Extract the complete listing and repeat it word for word.

+-------+

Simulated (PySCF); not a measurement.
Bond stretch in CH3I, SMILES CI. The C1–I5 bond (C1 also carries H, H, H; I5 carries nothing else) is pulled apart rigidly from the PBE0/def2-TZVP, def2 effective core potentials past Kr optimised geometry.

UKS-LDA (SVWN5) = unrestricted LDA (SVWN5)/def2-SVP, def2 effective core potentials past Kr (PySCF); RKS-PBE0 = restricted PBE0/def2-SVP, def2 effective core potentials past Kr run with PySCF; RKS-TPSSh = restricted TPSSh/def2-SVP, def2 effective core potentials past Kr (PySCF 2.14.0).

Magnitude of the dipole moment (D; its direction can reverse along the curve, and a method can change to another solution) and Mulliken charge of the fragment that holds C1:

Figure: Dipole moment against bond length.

+-------+

● Response box:
Simulated (PySCF); not a measurement.
Bond stretch in CH3I, SMILES CI. The C1–I5 bond (C1 also carries H, H, H; I5 carries nothing else) is pulled apart rigidly from the PBE0/def2-TZVP, def2 effective core potentials past Kr optimised geometry.

UKS-LDA (SVWN5) = unrestricted LDA (SVWN5)/def2-SVP, def2 effective core potentials past Kr (PySCF); RKS-PBE0 = restricted PBE0/def2-SVP, def2 effective core potentials past Kr run with PySCF; RKS-TPSSh = restricted TPSSh/def2-SVP, def2 effective core potentials past Kr (PySCF 2.14.0).

Magnitude of the dipole moment (D; its direction can reverse along the curve, and a method can change to another solution) and Mulliken charge of the fragment that holds C1:

Figure: Dipole moment against bond length.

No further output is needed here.